## Work request
What is needed is an exact copy of all the records, written out in full.

## Listed records
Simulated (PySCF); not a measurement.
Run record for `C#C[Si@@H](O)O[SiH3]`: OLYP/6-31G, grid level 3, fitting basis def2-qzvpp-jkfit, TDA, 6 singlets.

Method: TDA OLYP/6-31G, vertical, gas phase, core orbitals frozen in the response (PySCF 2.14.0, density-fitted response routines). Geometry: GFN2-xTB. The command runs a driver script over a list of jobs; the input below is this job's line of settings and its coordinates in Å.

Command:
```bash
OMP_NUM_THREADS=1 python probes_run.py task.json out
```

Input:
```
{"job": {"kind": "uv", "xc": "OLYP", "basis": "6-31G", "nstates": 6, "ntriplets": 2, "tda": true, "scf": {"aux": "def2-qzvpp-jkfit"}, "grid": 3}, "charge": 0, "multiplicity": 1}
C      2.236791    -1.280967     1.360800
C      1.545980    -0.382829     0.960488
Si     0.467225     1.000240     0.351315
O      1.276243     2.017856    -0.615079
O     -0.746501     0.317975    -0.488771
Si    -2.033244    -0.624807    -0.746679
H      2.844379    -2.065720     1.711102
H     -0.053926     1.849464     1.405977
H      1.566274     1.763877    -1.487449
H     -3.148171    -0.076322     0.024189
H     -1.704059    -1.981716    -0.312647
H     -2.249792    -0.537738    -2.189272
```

## Exercise answer
Simulated (PySCF); not a measurement.
Run record for `C#C[Si@@H](O)O[SiH3]`: OLYP/6-31G, grid level 3, fitting basis def2-qzvpp-jkfit, TDA, 6 singlets.

Method: TDA OLYP/6-31G, vertical, gas phase, core orbitals frozen in the response (PySCF 2.14.0, density-fitted response routines). Geometry: GFN2-xTB. The command runs a driver script over a list of jobs; the input below is this job's line of settings and its coordinates in Å.

Command:
```bash
OMP_NUM_THREADS=1 python probes_run.py task.json out
```

Input:
```
{"job": {"kind": "uv", "xc": "OLYP", "basis": "6-31G", "nstates": 6, "ntriplets": 2, "tda": true, "scf": {"aux": "def2-qzvpp-jkfit"}, "grid": 3}, "charge": 0, "multiplicity": 1}
C      2.236791    -1.280967     1.360800
C      1.545980    -0.382829     0.960488
Si     0.467225     1.000240     0.351315
O      1.276243     2.017856    -0.615079
O     -0.746501     0.317975    -0.488771
Si    -2.033244    -0.624807    -0.746679
H      2.844379    -2.065720     1.711102
H     -0.053926     1.849464     1.405977
H      1.566274     1.763877    -1.487449
H     -3.148171    -0.076322     0.024189
H     -1.704059    -1.981716    -0.312647
H     -2.249792    -0.537738    -2.189272
```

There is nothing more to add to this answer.